═════ Information supplied ═════

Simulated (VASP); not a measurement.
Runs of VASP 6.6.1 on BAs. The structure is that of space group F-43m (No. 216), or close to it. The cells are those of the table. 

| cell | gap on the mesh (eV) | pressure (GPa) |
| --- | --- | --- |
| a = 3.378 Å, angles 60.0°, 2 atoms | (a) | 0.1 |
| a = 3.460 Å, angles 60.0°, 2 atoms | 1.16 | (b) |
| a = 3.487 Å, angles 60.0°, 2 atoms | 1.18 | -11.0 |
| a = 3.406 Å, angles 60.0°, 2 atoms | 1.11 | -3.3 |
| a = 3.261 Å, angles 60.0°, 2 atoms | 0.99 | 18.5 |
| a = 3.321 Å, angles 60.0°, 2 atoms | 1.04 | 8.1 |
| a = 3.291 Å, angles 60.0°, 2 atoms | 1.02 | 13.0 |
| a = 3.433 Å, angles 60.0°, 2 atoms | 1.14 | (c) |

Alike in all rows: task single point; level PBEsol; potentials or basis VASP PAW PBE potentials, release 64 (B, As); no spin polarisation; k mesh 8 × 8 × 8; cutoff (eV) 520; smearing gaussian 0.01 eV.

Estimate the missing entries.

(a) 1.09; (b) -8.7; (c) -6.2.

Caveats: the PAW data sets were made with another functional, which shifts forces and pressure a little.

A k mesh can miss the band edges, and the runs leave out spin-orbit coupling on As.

═════

Assignment ▸ Exactly as written, reproduce the lines of the data above from the first line through the line where "(a) 1.09; (b) -8.7; (c) -6.2." appears.

Answer space ▸
Simulated (VASP); not a measurement.
Runs of VASP 6.6.1 on BAs. The structure is that of space group F-43m (No. 216), or close to it. The cells are those of the table. 

| cell | gap on the mesh (eV) | pressure (GPa) |
| --- | --- | --- |
| a = 3.378 Å, angles 60.0°, 2 atoms | (a) | 0.1 |
| a = 3.460 Å, angles 60.0°, 2 atoms | 1.16 | (b) |
| a = 3.487 Å, angles 60.0°, 2 atoms | 1.18 | -11.0 |
| a = 3.406 Å, angles 60.0°, 2 atoms | 1.11 | -3.3 |
| a = 3.261 Å, angles 60.0°, 2 atoms | 0.99 | 18.5 |
| a = 3.321 Å, angles 60.0°, 2 atoms | 1.04 | 8.1 |
| a = 3.291 Å, angles 60.0°, 2 atoms | 1.02 | 13.0 |
| a = 3.433 Å, angles 60.0°, 2 atoms | 1.14 | (c) |

Alike in all rows: task single point; level PBEsol; potentials or basis VASP PAW PBE potentials, release 64 (B, As); no spin polarisation; k mesh 8 × 8 × 8; cutoff (eV) 520; smearing gaussian 0.01 eV.

Estimate the missing entries.

(a) 1.09; (b) -8.7; (c) -6.2.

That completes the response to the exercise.